## Action item
An exact copy of the listing below is required.

[Dataset Boundary: Start]
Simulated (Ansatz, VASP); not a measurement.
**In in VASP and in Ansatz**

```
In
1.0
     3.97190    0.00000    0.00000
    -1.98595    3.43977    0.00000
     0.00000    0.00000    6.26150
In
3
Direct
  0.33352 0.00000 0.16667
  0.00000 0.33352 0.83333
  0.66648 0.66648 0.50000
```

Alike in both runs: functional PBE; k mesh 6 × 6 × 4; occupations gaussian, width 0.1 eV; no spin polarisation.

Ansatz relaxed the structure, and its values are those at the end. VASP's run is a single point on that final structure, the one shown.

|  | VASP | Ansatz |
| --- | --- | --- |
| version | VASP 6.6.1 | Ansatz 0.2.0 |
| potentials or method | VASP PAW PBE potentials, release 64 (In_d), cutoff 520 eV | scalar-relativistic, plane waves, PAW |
[Dataset Boundary: End]

## Exercise output
Simulated (Ansatz, VASP); not a measurement.
**In in VASP and in Ansatz**

```
In
1.0
     3.97190    0.00000    0.00000
    -1.98595    3.43977    0.00000
     0.00000    0.00000    6.26150
In
3
Direct
  0.33352 0.00000 0.16667
  0.00000 0.33352 0.83333
  0.66648 0.66648 0.50000
```

Alike in both runs: functional PBE; k mesh 6 × 6 × 4; occupations gaussian, width 0.1 eV; no spin polarisation.

Ansatz relaxed the structure, and its values are those at the end. VASP's run is a single point on that final structure, the one shown.

|  | VASP | Ansatz |
| --- | --- | --- |
| version | VASP 6.6.1 | Ansatz 0.2.0 |
| potentials or method | VASP PAW PBE potentials, release 64 (In_d), cutoff 520 eV | scalar-relativistic, plane waves, PAW |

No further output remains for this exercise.